Brief: Set down every entry again exactly as it stands below.

======== Exercise data
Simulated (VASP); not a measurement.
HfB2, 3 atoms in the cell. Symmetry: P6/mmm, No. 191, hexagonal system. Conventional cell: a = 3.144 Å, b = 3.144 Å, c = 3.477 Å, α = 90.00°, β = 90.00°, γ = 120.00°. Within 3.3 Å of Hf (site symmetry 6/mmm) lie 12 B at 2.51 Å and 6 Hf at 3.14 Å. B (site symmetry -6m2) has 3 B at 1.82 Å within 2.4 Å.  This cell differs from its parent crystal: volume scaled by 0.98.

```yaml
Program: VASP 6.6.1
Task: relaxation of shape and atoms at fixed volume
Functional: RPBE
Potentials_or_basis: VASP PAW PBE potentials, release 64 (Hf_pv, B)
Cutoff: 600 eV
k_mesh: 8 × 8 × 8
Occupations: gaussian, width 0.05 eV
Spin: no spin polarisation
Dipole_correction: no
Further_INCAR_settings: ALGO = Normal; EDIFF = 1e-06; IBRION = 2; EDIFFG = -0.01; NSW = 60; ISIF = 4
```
================

Written answer:
Simulated (VASP); not a measurement.
HfB2, 3 atoms in the cell. Symmetry: P6/mmm, No. 191, hexagonal system. Conventional cell: a = 3.144 Å, b = 3.144 Å, c = 3.477 Å, α = 90.00°, β = 90.00°, γ = 120.00°. Within 3.3 Å of Hf (site symmetry 6/mmm) lie 12 B at 2.51 Å and 6 Hf at 3.14 Å. B (site symmetry -6m2) has 3 B at 1.82 Å within 2.4 Å.  This cell differs from its parent crystal: volume scaled by 0.98.

```yaml
Program: VASP 6.6.1
Task: relaxation of shape and atoms at fixed volume
Functional: RPBE
Potentials_or_basis: VASP PAW PBE potentials, release 64 (Hf_pv, B)
Cutoff: 600 eV
k_mesh: 8 × 8 × 8
Occupations: gaussian, width 0.05 eV
Spin: no spin polarisation
Dipole_correction: no
Further_INCAR_settings: ALGO = Normal; EDIFF = 1e-06; IBRION = 2; EDIFFG = -0.01; NSW = 60; ISIF = 4
```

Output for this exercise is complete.